---+---

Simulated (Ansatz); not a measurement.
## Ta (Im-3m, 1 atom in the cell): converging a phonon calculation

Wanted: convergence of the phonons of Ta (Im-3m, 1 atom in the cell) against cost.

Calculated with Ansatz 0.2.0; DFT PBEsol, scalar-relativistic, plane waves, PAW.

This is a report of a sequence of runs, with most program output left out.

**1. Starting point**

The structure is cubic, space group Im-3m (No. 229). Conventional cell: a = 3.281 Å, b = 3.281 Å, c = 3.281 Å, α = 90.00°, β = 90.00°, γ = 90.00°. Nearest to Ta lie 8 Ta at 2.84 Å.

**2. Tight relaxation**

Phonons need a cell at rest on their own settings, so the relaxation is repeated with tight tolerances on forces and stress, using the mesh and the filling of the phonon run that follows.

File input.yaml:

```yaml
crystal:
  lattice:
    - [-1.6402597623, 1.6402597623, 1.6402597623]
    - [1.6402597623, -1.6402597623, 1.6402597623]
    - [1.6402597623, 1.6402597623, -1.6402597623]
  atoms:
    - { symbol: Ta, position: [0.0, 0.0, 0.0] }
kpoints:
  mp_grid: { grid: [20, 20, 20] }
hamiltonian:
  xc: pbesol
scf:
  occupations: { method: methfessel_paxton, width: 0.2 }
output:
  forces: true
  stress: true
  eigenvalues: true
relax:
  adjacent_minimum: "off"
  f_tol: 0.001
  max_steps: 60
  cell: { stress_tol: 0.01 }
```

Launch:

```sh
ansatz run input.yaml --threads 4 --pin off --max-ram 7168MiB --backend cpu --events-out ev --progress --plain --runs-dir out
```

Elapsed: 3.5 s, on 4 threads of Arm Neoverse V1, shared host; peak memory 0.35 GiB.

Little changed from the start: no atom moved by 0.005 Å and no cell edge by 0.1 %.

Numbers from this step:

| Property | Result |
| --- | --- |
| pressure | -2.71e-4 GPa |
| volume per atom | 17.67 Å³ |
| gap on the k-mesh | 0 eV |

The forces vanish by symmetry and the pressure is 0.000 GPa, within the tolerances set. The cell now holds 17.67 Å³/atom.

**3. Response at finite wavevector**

---+---

** Work task **
What is needed is an exact copy of the lines above, from the one containing "Little changed from" through the one containing "The forces vanish", with nothing added.

** Task answer **
Little changed from the start: no atom moved by 0.005 Å and no cell edge by 0.1 %.

Numbers from this step:

| Property | Result |
| --- | --- |
| pressure | -2.71e-4 GPa |
| volume per atom | 17.67 Å³ |
| gap on the k-mesh | 0 eV |

The forces vanish by symmetry and the pressure is 0.000 GPa, within the tolerances set. The cell now holds 17.67 Å³/atom.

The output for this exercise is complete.